> EXTRACTED ENTRIES:
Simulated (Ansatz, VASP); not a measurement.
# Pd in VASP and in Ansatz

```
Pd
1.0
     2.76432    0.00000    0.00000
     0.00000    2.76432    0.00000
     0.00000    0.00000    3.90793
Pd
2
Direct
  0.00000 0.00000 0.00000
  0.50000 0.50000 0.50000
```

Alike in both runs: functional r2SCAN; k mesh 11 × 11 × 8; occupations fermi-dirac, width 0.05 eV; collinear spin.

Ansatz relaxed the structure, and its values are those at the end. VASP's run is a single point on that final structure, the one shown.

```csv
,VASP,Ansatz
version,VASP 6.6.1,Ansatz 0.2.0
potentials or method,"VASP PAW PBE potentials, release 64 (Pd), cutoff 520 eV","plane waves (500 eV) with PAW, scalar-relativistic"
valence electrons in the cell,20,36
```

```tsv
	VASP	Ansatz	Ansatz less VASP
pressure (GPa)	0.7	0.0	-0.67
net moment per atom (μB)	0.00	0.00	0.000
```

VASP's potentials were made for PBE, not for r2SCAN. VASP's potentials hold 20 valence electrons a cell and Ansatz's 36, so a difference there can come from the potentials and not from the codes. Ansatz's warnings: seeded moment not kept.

> ACTION ITEM: Please reproduce exactly the lines from the first one of the records above through the line containing "Alike in both", both included, and nothing else.

> TASK RESULT:
Simulated (Ansatz, VASP); not a measurement.
# Pd in VASP and in Ansatz

```
Pd
1.0
     2.76432    0.00000    0.00000
     0.00000    2.76432    0.00000
     0.00000    0.00000    3.90793
Pd
2
Direct
  0.00000 0.00000 0.00000
  0.50000 0.50000 0.50000
```

Alike in both runs: functional r2SCAN; k mesh 11 × 11 × 8; occupations fermi-dirac, width 0.05 eV; collinear spin.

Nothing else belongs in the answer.